■ Given records:
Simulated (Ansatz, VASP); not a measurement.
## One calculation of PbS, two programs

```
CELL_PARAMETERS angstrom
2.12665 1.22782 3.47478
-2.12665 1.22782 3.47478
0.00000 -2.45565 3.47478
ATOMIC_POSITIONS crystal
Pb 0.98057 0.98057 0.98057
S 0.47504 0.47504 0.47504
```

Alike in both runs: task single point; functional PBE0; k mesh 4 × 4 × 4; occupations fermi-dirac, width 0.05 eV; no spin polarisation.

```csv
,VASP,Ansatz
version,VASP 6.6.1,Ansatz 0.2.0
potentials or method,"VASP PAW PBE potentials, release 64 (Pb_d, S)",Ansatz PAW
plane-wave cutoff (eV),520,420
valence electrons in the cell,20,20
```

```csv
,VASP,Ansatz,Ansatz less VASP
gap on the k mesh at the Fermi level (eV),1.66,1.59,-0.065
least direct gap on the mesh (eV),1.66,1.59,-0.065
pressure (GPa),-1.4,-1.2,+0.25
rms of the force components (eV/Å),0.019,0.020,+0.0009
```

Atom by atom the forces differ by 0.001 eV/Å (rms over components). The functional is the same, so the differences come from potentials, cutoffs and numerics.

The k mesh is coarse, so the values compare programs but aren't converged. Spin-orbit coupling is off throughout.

■ Work item:
Begin at the first line of the entries above and copy every line exactly, ending with the line that contains "Atom by atom".

■ Exercise solution:
Simulated (Ansatz, VASP); not a measurement.
## One calculation of PbS, two programs

```
CELL_PARAMETERS angstrom
2.12665 1.22782 3.47478
-2.12665 1.22782 3.47478
0.00000 -2.45565 3.47478
ATOMIC_POSITIONS crystal
Pb 0.98057 0.98057 0.98057
S 0.47504 0.47504 0.47504
```

Alike in both runs: task single point; functional PBE0; k mesh 4 × 4 × 4; occupations fermi-dirac, width 0.05 eV; no spin polarisation.

```csv
,VASP,Ansatz
version,VASP 6.6.1,Ansatz 0.2.0
potentials or method,"VASP PAW PBE potentials, release 64 (Pb_d, S)",Ansatz PAW
plane-wave cutoff (eV),520,420
valence electrons in the cell,20,20
```

```csv
,VASP,Ansatz,Ansatz less VASP
gap on the k mesh at the Fermi level (eV),1.66,1.59,-0.065
least direct gap on the mesh (eV),1.66,1.59,-0.065
pressure (GPa),-1.4,-1.2,+0.25
rms of the force components (eV/Å),0.019,0.020,+0.0009
```

Atom by atom the forces differ by 0.001 eV/Å (rms over components). The functional is the same, so the differences come from potentials, cutoffs and numerics.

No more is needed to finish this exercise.